▸ **SOURCE MATERIAL**:
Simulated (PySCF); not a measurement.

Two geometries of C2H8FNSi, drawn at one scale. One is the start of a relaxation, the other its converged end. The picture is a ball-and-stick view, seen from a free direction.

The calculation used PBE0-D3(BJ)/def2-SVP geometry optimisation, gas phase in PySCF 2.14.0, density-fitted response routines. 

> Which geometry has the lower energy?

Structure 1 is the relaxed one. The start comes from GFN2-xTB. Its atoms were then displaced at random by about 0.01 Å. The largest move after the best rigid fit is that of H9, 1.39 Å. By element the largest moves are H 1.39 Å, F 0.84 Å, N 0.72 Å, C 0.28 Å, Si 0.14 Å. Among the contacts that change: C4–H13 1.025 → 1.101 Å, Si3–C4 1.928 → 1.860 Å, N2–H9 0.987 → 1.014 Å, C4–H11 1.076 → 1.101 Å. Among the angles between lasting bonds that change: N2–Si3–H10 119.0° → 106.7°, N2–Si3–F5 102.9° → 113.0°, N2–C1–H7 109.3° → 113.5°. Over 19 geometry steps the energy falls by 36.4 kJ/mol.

▸ **EXERCISE**: All lines from the opening of the listing above through the line that contains "the lower energy?" should be given again exactly, and nothing more.

▸ **TASK ANSWER**:
Simulated (PySCF); not a measurement.

Two geometries of C2H8FNSi, drawn at one scale. One is the start of a relaxation, the other its converged end. The picture is a ball-and-stick view, seen from a free direction.

The calculation used PBE0-D3(BJ)/def2-SVP geometry optimisation, gas phase in PySCF 2.14.0, density-fitted response routines. 

> Which geometry has the lower energy?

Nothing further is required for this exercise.